------ RAW DATA ------

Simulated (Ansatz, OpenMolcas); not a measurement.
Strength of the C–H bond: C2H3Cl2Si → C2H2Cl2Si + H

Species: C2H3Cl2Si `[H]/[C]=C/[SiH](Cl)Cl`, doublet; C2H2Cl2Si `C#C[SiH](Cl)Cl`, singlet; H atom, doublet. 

------

__BRIEF__
Go through the listing above and reproduce all of it exactly.

__PROBLEM SOLUTION__
Simulated (Ansatz, OpenMolcas); not a measurement.
Strength of the C–H bond: C2H3Cl2Si → C2H2Cl2Si + H

Species: C2H3Cl2Si `[H]/[C]=C/[SiH](Cl)Cl`, doublet; C2H2Cl2Si `C#C[SiH](Cl)Cl`, singlet; H atom, doublet. 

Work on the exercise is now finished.